WORK REQUEST: Take the records below and print them verbatim up to and including the line that carries "A k mesh can miss the band edges.".

**** DATASET ENTRIES

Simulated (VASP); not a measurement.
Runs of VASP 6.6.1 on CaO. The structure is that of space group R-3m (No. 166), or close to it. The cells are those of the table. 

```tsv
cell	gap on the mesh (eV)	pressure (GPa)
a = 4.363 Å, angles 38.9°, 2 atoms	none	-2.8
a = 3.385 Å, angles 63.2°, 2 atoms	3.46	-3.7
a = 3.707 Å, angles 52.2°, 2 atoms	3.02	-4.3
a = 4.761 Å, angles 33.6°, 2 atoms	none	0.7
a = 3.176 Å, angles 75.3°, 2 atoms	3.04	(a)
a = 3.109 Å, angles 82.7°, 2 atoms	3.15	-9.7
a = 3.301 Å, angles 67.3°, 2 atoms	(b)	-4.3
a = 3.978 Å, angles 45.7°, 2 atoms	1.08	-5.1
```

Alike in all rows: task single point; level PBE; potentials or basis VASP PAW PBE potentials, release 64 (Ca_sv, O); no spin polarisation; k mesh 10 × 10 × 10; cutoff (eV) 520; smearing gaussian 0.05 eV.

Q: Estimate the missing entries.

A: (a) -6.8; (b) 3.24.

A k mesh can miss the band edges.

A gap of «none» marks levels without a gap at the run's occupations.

********

RESPONSE:
Simulated (VASP); not a measurement.
Runs of VASP 6.6.1 on CaO. The structure is that of space group R-3m (No. 166), or close to it. The cells are those of the table. 

```tsv
cell	gap on the mesh (eV)	pressure (GPa)
a = 4.363 Å, angles 38.9°, 2 atoms	none	-2.8
a = 3.385 Å, angles 63.2°, 2 atoms	3.46	-3.7
a = 3.707 Å, angles 52.2°, 2 atoms	3.02	-4.3
a = 4.761 Å, angles 33.6°, 2 atoms	none	0.7
a = 3.176 Å, angles 75.3°, 2 atoms	3.04	(a)
a = 3.109 Å, angles 82.7°, 2 atoms	3.15	-9.7
a = 3.301 Å, angles 67.3°, 2 atoms	(b)	-4.3
a = 3.978 Å, angles 45.7°, 2 atoms	1.08	-5.1
```

Alike in all rows: task single point; level PBE; potentials or basis VASP PAW PBE potentials, release 64 (Ca_sv, O); no spin polarisation; k mesh 10 × 10 × 10; cutoff (eV) 520; smearing gaussian 0.05 eV.

Q: Estimate the missing entries.

A: (a) -6.8; (b) 3.24.

A k mesh can miss the band edges.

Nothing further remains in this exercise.